BRIEF:
Only the lines of the data below from the one with "Potentials or basis: Ansatz PAW." through the one with "(1) 0.5 GPa." are wanted. Repeat them exactly.

++++++++
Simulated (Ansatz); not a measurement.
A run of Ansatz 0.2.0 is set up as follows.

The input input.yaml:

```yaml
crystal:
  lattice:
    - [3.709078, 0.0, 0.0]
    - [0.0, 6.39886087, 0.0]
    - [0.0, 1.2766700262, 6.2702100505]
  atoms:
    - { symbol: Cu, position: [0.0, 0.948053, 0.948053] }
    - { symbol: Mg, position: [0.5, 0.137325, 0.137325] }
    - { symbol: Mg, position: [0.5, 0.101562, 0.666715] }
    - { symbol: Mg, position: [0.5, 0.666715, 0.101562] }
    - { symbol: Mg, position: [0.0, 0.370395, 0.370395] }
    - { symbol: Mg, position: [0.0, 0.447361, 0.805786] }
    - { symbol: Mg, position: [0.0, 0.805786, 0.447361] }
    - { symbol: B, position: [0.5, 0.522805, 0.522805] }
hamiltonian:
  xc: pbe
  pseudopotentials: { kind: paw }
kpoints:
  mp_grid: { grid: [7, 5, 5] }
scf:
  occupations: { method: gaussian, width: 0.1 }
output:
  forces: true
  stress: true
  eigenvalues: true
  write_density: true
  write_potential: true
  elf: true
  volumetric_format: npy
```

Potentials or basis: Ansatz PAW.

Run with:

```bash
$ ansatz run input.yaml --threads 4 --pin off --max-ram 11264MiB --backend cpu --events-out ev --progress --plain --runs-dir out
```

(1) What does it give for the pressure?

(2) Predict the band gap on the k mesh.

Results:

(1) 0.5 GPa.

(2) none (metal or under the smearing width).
++++++++

EXERCISE RESULT:
Potentials or basis: Ansatz PAW.

Run with:

```bash
$ ansatz run input.yaml --threads 4 --pin off --max-ram 11264MiB --backend cpu --events-out ev --progress --plain --runs-dir out
```

(1) What does it give for the pressure?

(2) Predict the band gap on the k mesh.

Results:

(1) 0.5 GPa.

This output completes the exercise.